- **REQUIREMENT**
Set down exactly the lines of the records from the top to the line containing "Loss from the melt surface: none."; include both.

━━━━━━━━━━━━━━━━━━━━

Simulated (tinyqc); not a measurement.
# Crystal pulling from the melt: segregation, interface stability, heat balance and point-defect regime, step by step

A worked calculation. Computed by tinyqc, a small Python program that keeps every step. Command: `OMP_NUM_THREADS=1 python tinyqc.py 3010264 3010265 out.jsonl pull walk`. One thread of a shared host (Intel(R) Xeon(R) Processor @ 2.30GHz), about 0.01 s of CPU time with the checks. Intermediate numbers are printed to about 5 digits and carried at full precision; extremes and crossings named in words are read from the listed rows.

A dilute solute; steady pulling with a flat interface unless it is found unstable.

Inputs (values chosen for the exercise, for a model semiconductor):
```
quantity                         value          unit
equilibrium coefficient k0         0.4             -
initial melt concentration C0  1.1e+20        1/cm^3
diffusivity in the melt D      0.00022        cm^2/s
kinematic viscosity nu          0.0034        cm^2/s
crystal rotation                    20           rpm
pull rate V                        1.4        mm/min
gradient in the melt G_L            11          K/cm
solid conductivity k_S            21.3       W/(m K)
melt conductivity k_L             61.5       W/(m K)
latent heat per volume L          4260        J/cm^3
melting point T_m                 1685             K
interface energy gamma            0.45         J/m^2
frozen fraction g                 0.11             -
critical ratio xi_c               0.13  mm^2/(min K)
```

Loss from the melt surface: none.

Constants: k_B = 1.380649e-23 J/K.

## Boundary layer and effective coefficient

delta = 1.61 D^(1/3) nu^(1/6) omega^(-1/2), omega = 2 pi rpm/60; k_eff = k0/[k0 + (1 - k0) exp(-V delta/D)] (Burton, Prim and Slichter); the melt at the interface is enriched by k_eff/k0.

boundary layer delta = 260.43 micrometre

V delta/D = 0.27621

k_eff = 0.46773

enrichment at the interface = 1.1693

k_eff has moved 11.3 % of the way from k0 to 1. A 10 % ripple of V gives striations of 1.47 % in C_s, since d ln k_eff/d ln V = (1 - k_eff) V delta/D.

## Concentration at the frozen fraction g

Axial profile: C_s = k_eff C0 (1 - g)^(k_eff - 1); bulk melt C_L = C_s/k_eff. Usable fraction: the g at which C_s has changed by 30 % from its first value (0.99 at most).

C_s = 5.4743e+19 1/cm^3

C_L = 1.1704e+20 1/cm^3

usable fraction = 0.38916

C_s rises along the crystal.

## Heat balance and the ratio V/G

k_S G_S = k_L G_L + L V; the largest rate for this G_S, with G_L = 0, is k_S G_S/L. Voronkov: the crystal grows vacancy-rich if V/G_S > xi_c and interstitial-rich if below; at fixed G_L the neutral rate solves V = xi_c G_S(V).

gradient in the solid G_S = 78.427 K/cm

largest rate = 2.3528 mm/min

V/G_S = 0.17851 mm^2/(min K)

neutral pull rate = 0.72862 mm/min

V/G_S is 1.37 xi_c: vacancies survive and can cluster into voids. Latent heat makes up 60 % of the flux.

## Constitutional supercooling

━━━━━━━━━━━━━━━━━━━━

- **EXERCISE RESPONSE**
Simulated (tinyqc); not a measurement.
# Crystal pulling from the melt: segregation, interface stability, heat balance and point-defect regime, step by step

A worked calculation. Computed by tinyqc, a small Python program that keeps every step. Command: `OMP_NUM_THREADS=1 python tinyqc.py 3010264 3010265 out.jsonl pull walk`. One thread of a shared host (Intel(R) Xeon(R) Processor @ 2.30GHz), about 0.01 s of CPU time with the checks. Intermediate numbers are printed to about 5 digits and carried at full precision; extremes and crossings named in words are read from the listed rows.

A dilute solute; steady pulling with a flat interface unless it is found unstable.

Inputs (values chosen for the exercise, for a model semiconductor):
```
quantity                         value          unit
equilibrium coefficient k0         0.4             -
initial melt concentration C0  1.1e+20        1/cm^3
diffusivity in the melt D      0.00022        cm^2/s
kinematic viscosity nu          0.0034        cm^2/s
crystal rotation                    20           rpm
pull rate V                        1.4        mm/min
gradient in the melt G_L            11          K/cm
solid conductivity k_S            21.3       W/(m K)
melt conductivity k_L             61.5       W/(m K)
latent heat per volume L          4260        J/cm^3
melting point T_m                 1685             K
interface energy gamma            0.45         J/m^2
frozen fraction g                 0.11             -
critical ratio xi_c               0.13  mm^2/(min K)
```

Loss from the melt surface: none.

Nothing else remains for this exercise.